[Recorded data — start]

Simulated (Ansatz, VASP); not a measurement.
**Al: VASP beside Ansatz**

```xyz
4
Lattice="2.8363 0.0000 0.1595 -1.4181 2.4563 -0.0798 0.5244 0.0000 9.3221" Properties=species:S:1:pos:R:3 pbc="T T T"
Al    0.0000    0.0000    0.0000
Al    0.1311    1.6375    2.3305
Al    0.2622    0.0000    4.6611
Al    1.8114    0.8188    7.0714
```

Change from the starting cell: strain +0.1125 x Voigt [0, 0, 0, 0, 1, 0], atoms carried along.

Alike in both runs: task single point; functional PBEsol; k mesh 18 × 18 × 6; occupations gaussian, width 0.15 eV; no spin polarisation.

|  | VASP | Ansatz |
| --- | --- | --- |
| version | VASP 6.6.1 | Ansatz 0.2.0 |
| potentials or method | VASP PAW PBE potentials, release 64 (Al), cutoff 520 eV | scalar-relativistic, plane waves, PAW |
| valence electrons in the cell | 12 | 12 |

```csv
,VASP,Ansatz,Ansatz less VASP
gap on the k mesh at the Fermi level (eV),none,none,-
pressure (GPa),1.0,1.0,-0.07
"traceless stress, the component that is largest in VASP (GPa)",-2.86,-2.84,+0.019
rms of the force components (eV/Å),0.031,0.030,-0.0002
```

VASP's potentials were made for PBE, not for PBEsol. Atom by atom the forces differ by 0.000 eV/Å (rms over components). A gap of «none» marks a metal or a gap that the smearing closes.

[Recorded data — finish]

> _Work instruction_:
From the first line of the listing above through the line that contains "Ansatz 0.2.0 |", retype every line exactly, and write nothing else.

> _Written reply_:
Simulated (Ansatz, VASP); not a measurement.
**Al: VASP beside Ansatz**

```xyz
4
Lattice="2.8363 0.0000 0.1595 -1.4181 2.4563 -0.0798 0.5244 0.0000 9.3221" Properties=species:S:1:pos:R:3 pbc="T T T"
Al    0.0000    0.0000    0.0000
Al    0.1311    1.6375    2.3305
Al    0.2622    0.0000    4.6611
Al    1.8114    0.8188    7.0714
```

Change from the starting cell: strain +0.1125 x Voigt [0, 0, 0, 0, 1, 0], atoms carried along.

Alike in both runs: task single point; functional PBEsol; k mesh 18 × 18 × 6; occupations gaussian, width 0.15 eV; no spin polarisation.

|  | VASP | Ansatz |
| --- | --- | --- |
| version | VASP 6.6.1 | Ansatz 0.2.0 |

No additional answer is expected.